RECORDED INFORMATION:
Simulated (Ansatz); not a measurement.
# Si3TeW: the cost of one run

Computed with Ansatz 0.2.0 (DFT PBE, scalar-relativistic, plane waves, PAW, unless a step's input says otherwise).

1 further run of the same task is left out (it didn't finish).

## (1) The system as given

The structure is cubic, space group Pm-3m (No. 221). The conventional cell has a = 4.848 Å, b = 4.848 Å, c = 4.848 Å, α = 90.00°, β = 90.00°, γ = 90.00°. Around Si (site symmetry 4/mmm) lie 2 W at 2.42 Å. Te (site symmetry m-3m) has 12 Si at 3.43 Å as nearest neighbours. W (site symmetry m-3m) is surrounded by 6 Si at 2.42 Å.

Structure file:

ASSIGNED TASK:
The answer should consist of the lines from the first line of the entries through the line with "## (1) The system as given", copied exactly.

WRITTEN SOLUTION:
Simulated (Ansatz); not a measurement.
# Si3TeW: the cost of one run

Computed with Ansatz 0.2.0 (DFT PBE, scalar-relativistic, plane waves, PAW, unless a step's input says otherwise).

1 further run of the same task is left out (it didn't finish).

## (1) The system as given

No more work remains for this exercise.